━━ Recorded information ━━
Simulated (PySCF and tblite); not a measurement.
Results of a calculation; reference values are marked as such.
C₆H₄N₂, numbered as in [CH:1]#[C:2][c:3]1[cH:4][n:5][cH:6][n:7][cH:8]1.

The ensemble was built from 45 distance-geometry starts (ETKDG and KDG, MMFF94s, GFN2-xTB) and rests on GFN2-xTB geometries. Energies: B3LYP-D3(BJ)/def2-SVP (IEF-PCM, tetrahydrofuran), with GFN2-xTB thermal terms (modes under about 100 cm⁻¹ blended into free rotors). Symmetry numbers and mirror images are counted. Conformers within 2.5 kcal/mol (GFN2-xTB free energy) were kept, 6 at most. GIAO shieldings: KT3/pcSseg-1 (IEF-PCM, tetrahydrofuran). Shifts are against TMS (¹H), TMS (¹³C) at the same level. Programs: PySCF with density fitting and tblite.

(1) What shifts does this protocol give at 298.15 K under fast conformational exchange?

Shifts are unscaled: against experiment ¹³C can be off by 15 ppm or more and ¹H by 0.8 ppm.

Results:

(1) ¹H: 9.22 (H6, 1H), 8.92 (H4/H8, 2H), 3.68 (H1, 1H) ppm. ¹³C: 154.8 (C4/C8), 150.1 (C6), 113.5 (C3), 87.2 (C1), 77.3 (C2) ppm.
━━━

◆ Required action
From the material above, set down exactly the lines between the line holding "The ensemble was" and the line holding "(1) What shifts", inclusive. Include nothing else.

◆ Exercise response
The ensemble was built from 45 distance-geometry starts (ETKDG and KDG, MMFF94s, GFN2-xTB) and rests on GFN2-xTB geometries. Energies: B3LYP-D3(BJ)/def2-SVP (IEF-PCM, tetrahydrofuran), with GFN2-xTB thermal terms (modes under about 100 cm⁻¹ blended into free rotors). Symmetry numbers and mirror images are counted. Conformers within 2.5 kcal/mol (GFN2-xTB free energy) were kept, 6 at most. GIAO shieldings: KT3/pcSseg-1 (IEF-PCM, tetrahydrofuran). Shifts are against TMS (¹H), TMS (¹³C) at the same level. Programs: PySCF with density fitting and tblite.

(1) What shifts does this protocol give at 298.15 K under fast conformational exchange?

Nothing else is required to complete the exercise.